» **MATERIAL PROVIDED**:
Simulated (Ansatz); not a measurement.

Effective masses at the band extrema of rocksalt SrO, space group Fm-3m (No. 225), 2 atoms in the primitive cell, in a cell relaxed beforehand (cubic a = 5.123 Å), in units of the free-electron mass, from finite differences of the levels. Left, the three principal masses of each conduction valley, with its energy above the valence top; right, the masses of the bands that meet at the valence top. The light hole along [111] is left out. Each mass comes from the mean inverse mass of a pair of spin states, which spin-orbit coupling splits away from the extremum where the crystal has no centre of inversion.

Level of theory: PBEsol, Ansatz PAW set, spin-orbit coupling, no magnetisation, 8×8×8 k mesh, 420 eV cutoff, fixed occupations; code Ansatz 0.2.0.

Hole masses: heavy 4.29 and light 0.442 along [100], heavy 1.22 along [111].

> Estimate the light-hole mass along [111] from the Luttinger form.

» **EXERCISE**: Please give back every line of the listing exactly as it stands.

» **ANSWER AREA**:
Simulated (Ansatz); not a measurement.

Effective masses at the band extrema of rocksalt SrO, space group Fm-3m (No. 225), 2 atoms in the primitive cell, in a cell relaxed beforehand (cubic a = 5.123 Å), in units of the free-electron mass, from finite differences of the levels. Left, the three principal masses of each conduction valley, with its energy above the valence top; right, the masses of the bands that meet at the valence top. The light hole along [111] is left out. Each mass comes from the mean inverse mass of a pair of spin states, which spin-orbit coupling splits away from the extremum where the crystal has no centre of inversion.

Level of theory: PBEsol, Ansatz PAW set, spin-orbit coupling, no magnetisation, 8×8×8 k mesh, 420 eV cutoff, fixed occupations; code Ansatz 0.2.0.

Hole masses: heavy 4.29 and light 0.442 along [100], heavy 1.22 along [111].

> Estimate the light-hole mass along [111] from the Luttinger form.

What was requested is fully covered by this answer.